### ENTRIES PROVIDED
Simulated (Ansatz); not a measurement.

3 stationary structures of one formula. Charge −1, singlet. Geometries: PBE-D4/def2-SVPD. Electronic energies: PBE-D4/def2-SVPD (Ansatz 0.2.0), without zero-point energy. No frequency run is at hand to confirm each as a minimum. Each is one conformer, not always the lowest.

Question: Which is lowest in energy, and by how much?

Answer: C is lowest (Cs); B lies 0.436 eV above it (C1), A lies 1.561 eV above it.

### WORK ORDER
Restate word for word the entries above, starting at the line with "3 stationary structures" and ending at the line with "Question: Which is", inclusive, and no others.

### ANSWER AREA
3 stationary structures of one formula. Charge −1, singlet. Geometries: PBE-D4/def2-SVPD. Electronic energies: PBE-D4/def2-SVPD (Ansatz 0.2.0), without zero-point energy. No frequency run is at hand to confirm each as a minimum. Each is one conformer, not always the lowest.

Question: Which is lowest in energy, and by how much?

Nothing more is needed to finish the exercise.